Record extracts
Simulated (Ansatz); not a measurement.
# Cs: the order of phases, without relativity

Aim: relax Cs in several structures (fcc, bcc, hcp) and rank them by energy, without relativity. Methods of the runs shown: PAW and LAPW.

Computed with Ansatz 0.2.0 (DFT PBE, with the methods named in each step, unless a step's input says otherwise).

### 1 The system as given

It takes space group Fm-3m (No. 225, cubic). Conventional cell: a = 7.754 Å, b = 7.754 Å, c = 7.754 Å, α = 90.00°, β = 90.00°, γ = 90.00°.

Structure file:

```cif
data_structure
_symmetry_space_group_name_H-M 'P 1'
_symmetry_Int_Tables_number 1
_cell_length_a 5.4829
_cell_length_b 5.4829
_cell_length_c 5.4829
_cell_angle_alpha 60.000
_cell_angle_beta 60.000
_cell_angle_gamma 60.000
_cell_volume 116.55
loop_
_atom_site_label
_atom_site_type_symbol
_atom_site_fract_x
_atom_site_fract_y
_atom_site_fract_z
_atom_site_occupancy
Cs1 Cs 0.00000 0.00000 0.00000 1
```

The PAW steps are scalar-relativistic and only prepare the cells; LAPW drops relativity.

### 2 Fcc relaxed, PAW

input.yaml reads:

Work order
Copy only the entries from the first line to the line with "### 2 Fcc relaxed, PAW", each exactly as it appears.

Exercise solution
Simulated (Ansatz); not a measurement.
# Cs: the order of phases, without relativity

Aim: relax Cs in several structures (fcc, bcc, hcp) and rank them by energy, without relativity. Methods of the runs shown: PAW and LAPW.

Computed with Ansatz 0.2.0 (DFT PBE, with the methods named in each step, unless a step's input says otherwise).

### 1 The system as given

It takes space group Fm-3m (No. 225, cubic). Conventional cell: a = 7.754 Å, b = 7.754 Å, c = 7.754 Å, α = 90.00°, β = 90.00°, γ = 90.00°.

Structure file:

```cif
data_structure
_symmetry_space_group_name_H-M 'P 1'
_symmetry_Int_Tables_number 1
_cell_length_a 5.4829
_cell_length_b 5.4829
_cell_length_c 5.4829
_cell_angle_alpha 60.000
_cell_angle_beta 60.000
_cell_angle_gamma 60.000
_cell_volume 116.55
loop_
_atom_site_label
_atom_site_type_symbol
_atom_site_fract_x
_atom_site_fract_y
_atom_site_fract_z
_atom_site_occupancy
Cs1 Cs 0.00000 0.00000 0.00000 1
```

The PAW steps are scalar-relativistic and only prepare the cells; LAPW drops relativity.

### 2 Fcc relaxed, PAW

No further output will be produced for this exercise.